————————

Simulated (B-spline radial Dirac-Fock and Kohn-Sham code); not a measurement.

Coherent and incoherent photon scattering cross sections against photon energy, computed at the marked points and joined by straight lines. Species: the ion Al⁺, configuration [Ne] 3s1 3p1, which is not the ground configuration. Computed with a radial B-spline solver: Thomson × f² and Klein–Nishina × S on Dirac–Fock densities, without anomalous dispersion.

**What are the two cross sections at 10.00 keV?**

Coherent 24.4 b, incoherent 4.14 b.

————————

■ Work task ■
Copy the records above exactly, beginning at the line that contains "Coherent and incoherent" and stopping after the line that contains "at 10.00 keV?**".

■ Exercise output ■
Coherent and incoherent photon scattering cross sections against photon energy, computed at the marked points and joined by straight lines. Species: the ion Al⁺, configuration [Ne] 3s1 3p1, which is not the ground configuration. Computed with a radial B-spline solver: Thomson × f² and Klein–Nishina × S on Dirac–Fock densities, without anomalous dispersion.

**What are the two cross sections at 10.00 keV?**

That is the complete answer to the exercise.